→ GIVEN INFORMATION
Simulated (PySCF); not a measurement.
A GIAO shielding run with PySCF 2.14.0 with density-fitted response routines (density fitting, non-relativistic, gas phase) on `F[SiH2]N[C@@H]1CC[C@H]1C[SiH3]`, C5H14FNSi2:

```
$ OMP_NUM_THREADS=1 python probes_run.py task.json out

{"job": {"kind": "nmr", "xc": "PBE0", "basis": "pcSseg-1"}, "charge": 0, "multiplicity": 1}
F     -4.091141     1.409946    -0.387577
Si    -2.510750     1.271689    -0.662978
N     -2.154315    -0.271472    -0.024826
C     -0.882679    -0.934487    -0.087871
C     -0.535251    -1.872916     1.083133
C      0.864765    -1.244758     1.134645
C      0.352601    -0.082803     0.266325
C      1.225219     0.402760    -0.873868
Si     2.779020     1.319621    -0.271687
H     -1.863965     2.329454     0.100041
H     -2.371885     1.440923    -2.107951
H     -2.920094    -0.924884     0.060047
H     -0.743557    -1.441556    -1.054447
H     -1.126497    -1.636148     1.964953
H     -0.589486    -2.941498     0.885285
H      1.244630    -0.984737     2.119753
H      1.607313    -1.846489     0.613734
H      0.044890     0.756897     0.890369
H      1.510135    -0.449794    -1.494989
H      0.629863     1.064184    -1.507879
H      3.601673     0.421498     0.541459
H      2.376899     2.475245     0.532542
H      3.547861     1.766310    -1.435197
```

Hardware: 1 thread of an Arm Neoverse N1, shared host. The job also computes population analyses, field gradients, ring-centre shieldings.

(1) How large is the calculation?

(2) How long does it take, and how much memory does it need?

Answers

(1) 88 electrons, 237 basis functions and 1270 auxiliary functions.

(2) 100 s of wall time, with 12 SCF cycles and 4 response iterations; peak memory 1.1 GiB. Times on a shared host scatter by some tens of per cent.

→ WORK ITEM
Above are records; repeat only the lines starting at the line with "A GIAO shielding" and ending at the line with "(1) 88 electrons, 237", exactly as they appear, both included.

→ EXPECTED ANSWER
A GIAO shielding run with PySCF 2.14.0 with density-fitted response routines (density fitting, non-relativistic, gas phase) on `F[SiH2]N[C@@H]1CC[C@H]1C[SiH3]`, C5H14FNSi2:

```
$ OMP_NUM_THREADS=1 python probes_run.py task.json out

{"job": {"kind": "nmr", "xc": "PBE0", "basis": "pcSseg-1"}, "charge": 0, "multiplicity": 1}
F     -4.091141     1.409946    -0.387577
Si    -2.510750     1.271689    -0.662978
N     -2.154315    -0.271472    -0.024826
C     -0.882679    -0.934487    -0.087871
C     -0.535251    -1.872916     1.083133
C      0.864765    -1.244758     1.134645
C      0.352601    -0.082803     0.266325
C      1.225219     0.402760    -0.873868
Si     2.779020     1.319621    -0.271687
H     -1.863965     2.329454     0.100041
H     -2.371885     1.440923    -2.107951
H     -2.920094    -0.924884     0.060047
H     -0.743557    -1.441556    -1.054447
H     -1.126497    -1.636148     1.964953
H     -0.589486    -2.941498     0.885285
H      1.244630    -0.984737     2.119753
H      1.607313    -1.846489     0.613734
H      0.044890     0.756897     0.890369
H      1.510135    -0.449794    -1.494989
H      0.629863     1.064184    -1.507879
H      3.601673     0.421498     0.541459
H      2.376899     2.475245     0.532542
H      3.547861     1.766310    -1.435197
```

Hardware: 1 thread of an Arm Neoverse N1, shared host. The job also computes population analyses, field gradients, ring-centre shieldings.

(1) How large is the calculation?

(2) How long does it take, and how much memory does it need?

Answers

(1) 88 electrons, 237 basis functions and 1270 auxiliary functions.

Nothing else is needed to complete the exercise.